### Listed entries

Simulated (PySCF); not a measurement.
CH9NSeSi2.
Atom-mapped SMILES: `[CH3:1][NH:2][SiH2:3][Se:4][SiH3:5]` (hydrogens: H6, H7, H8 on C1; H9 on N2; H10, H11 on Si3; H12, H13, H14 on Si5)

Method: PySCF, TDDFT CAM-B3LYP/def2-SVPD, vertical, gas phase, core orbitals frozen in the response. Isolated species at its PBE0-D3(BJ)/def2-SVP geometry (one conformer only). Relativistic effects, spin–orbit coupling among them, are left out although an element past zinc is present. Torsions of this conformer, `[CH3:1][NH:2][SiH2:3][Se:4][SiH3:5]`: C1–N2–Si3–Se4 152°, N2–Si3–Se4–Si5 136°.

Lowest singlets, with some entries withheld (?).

######

> **Requirement**
All the lines of the material above must be given again exactly.

> **Written reply**
Simulated (PySCF); not a measurement.
CH9NSeSi2.
Atom-mapped SMILES: `[CH3:1][NH:2][SiH2:3][Se:4][SiH3:5]` (hydrogens: H6, H7, H8 on C1; H9 on N2; H10, H11 on Si3; H12, H13, H14 on Si5)

Method: PySCF, TDDFT CAM-B3LYP/def2-SVPD, vertical, gas phase, core orbitals frozen in the response. Isolated species at its PBE0-D3(BJ)/def2-SVP geometry (one conformer only). Relativistic effects, spin–orbit coupling among them, are left out although an element past zinc is present. Torsions of this conformer, `[CH3:1][NH:2][SiH2:3][Se:4][SiH3:5]`: C1–N2–Si3–Se4 152°, N2–Si3–Se4–Si5 136°.

Lowest singlets, with some entries withheld (?).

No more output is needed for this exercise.